**INFORMATION SHOWN**
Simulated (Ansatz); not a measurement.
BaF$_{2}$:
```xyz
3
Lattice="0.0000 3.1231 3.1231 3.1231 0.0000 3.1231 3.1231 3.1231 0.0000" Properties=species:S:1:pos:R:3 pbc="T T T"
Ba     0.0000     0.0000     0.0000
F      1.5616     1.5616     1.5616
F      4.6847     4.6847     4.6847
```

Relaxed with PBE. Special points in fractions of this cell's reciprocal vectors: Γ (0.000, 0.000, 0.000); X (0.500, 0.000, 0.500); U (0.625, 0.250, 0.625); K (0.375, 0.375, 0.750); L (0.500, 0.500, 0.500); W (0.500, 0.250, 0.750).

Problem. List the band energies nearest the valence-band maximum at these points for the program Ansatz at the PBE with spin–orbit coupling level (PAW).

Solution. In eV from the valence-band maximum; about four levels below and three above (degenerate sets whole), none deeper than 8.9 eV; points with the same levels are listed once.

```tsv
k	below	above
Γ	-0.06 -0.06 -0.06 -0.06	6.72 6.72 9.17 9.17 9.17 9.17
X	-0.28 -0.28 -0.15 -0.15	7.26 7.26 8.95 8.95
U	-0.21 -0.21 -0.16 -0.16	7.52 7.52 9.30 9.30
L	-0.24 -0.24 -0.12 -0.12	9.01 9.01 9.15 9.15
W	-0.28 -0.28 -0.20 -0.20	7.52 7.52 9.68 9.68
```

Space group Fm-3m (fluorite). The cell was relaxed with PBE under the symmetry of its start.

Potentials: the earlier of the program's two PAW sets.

**WORK REQUEST**
Lines to set down from above: the line with "Problem. List the", the line with "Space group Fm-3m", and every line between, each exactly as written.

**ANSWER SECTION**
Problem. List the band energies nearest the valence-band maximum at these points for the program Ansatz at the PBE with spin–orbit coupling level (PAW).

Solution. In eV from the valence-band maximum; about four levels below and three above (degenerate sets whole), none deeper than 8.9 eV; points with the same levels are listed once.

```tsv
k	below	above
Γ	-0.06 -0.06 -0.06 -0.06	6.72 6.72 9.17 9.17 9.17 9.17
X	-0.28 -0.28 -0.15 -0.15	7.26 7.26 8.95 8.95
U	-0.21 -0.21 -0.16 -0.16	7.52 7.52 9.30 9.30
L	-0.24 -0.24 -0.12 -0.12	9.01 9.01 9.15 9.15
W	-0.28 -0.28 -0.20 -0.20	7.52 7.52 9.68 9.68
```

Space group Fm-3m (fluorite). The cell was relaxed with PBE under the symmetry of its start.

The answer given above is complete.